◆ **Given data**
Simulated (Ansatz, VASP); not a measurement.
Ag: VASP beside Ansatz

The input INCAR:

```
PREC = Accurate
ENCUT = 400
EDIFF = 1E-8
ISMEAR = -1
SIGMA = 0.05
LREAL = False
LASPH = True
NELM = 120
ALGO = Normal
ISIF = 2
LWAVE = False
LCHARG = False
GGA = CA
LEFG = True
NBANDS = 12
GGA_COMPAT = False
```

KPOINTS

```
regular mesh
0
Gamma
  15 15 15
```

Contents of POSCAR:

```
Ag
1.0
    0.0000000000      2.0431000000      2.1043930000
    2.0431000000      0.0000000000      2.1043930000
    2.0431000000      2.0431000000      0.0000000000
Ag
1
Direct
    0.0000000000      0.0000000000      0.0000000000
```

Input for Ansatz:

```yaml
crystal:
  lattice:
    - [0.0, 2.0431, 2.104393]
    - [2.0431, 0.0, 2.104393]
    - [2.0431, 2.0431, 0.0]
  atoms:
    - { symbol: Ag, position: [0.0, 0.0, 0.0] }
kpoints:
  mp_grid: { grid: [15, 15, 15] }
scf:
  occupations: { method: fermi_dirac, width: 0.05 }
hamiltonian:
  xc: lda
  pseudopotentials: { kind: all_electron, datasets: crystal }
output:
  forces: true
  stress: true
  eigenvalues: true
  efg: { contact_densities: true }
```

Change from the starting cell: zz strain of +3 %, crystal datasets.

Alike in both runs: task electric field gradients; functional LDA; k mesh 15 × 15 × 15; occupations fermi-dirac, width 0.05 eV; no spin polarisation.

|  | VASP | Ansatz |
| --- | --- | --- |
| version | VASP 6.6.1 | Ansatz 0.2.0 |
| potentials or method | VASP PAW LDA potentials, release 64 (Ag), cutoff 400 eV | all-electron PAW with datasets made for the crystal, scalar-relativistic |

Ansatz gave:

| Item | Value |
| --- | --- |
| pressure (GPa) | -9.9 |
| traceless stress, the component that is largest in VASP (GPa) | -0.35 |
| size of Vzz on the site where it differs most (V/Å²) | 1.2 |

◆ **Requirement**
Set every line down again exactly. Begin with the first line of the entries and finish with the line containing "Change from the".

◆ **Written response**
Simulated (Ansatz, VASP); not a measurement.
Ag: VASP beside Ansatz

The input INCAR:

```
PREC = Accurate
ENCUT = 400
EDIFF = 1E-8
ISMEAR = -1
SIGMA = 0.05
LREAL = False
LASPH = True
NELM = 120
ALGO = Normal
ISIF = 2
LWAVE = False
LCHARG = False
GGA = CA
LEFG = True
NBANDS = 12
GGA_COMPAT = False
```

KPOINTS

```
regular mesh
0
Gamma
  15 15 15
```

Contents of POSCAR:

```
Ag
1.0
    0.0000000000      2.0431000000      2.1043930000
    2.0431000000      0.0000000000      2.1043930000
    2.0431000000      2.0431000000      0.0000000000
Ag
1
Direct
    0.0000000000      0.0000000000      0.0000000000
```

Input for Ansatz:

```yaml
crystal:
  lattice:
    - [0.0, 2.0431, 2.104393]
    - [2.0431, 0.0, 2.104393]
    - [2.0431, 2.0431, 0.0]
  atoms:
    - { symbol: Ag, position: [0.0, 0.0, 0.0] }
kpoints:
  mp_grid: { grid: [15, 15, 15] }
scf:
  occupations: { method: fermi_dirac, width: 0.05 }
hamiltonian:
  xc: lda
  pseudopotentials: { kind: all_electron, datasets: crystal }
output:
  forces: true
  stress: true
  eigenvalues: true
  efg: { contact_densities: true }
```

Change from the starting cell: zz strain of +3 %, crystal datasets.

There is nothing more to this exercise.